▶ WORK REQUEST
Print each line from the start of the records below up through the line where "tetrahedron | 6.79 | 35.0 |" is found, exactly as given.

▶ DATA FOR ANALYSIS
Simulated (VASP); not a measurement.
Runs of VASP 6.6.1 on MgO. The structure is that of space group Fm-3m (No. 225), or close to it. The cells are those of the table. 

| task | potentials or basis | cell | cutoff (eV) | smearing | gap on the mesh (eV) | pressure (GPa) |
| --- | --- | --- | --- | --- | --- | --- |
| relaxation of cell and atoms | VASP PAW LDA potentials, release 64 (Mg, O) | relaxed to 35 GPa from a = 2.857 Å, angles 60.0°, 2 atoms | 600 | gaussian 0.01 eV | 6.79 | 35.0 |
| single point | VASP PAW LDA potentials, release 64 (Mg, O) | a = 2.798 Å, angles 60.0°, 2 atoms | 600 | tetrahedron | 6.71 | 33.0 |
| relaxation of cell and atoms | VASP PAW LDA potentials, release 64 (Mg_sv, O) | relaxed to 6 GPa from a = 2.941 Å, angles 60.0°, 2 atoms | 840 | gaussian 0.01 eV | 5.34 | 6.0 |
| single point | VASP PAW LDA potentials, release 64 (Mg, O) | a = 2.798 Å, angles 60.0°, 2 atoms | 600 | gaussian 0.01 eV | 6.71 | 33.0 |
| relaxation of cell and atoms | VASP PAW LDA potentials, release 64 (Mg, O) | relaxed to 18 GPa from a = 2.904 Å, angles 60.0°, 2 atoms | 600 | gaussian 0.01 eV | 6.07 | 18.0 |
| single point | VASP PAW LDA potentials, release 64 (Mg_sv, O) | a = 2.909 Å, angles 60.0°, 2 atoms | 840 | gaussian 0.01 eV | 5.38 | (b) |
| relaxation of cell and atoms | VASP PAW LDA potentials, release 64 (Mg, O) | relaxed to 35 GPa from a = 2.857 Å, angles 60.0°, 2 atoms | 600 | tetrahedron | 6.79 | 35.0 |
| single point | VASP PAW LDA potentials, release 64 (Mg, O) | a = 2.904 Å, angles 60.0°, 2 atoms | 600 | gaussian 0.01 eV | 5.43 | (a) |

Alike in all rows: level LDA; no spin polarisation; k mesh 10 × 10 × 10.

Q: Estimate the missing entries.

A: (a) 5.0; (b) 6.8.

▶ WRITTEN RESPONSE
Simulated (VASP); not a measurement.
Runs of VASP 6.6.1 on MgO. The structure is that of space group Fm-3m (No. 225), or close to it. The cells are those of the table. 

| task | potentials or basis | cell | cutoff (eV) | smearing | gap on the mesh (eV) | pressure (GPa) |
| --- | --- | --- | --- | --- | --- | --- |
| relaxation of cell and atoms | VASP PAW LDA potentials, release 64 (Mg, O) | relaxed to 35 GPa from a = 2.857 Å, angles 60.0°, 2 atoms | 600 | gaussian 0.01 eV | 6.79 | 35.0 |
| single point | VASP PAW LDA potentials, release 64 (Mg, O) | a = 2.798 Å, angles 60.0°, 2 atoms | 600 | tetrahedron | 6.71 | 33.0 |
| relaxation of cell and atoms | VASP PAW LDA potentials, release 64 (Mg_sv, O) | relaxed to 6 GPa from a = 2.941 Å, angles 60.0°, 2 atoms | 840 | gaussian 0.01 eV | 5.34 | 6.0 |
| single point | VASP PAW LDA potentials, release 64 (Mg, O) | a = 2.798 Å, angles 60.0°, 2 atoms | 600 | gaussian 0.01 eV | 6.71 | 33.0 |
| relaxation of cell and atoms | VASP PAW LDA potentials, release 64 (Mg, O) | relaxed to 18 GPa from a = 2.904 Å, angles 60.0°, 2 atoms | 600 | gaussian 0.01 eV | 6.07 | 18.0 |
| single point | VASP PAW LDA potentials, release 64 (Mg_sv, O) | a = 2.909 Å, angles 60.0°, 2 atoms | 840 | gaussian 0.01 eV | 5.38 | (b) |
| relaxation of cell and atoms | VASP PAW LDA potentials, release 64 (Mg, O) | relaxed to 35 GPa from a = 2.857 Å, angles 60.0°, 2 atoms | 600 | tetrahedron | 6.79 | 35.0 |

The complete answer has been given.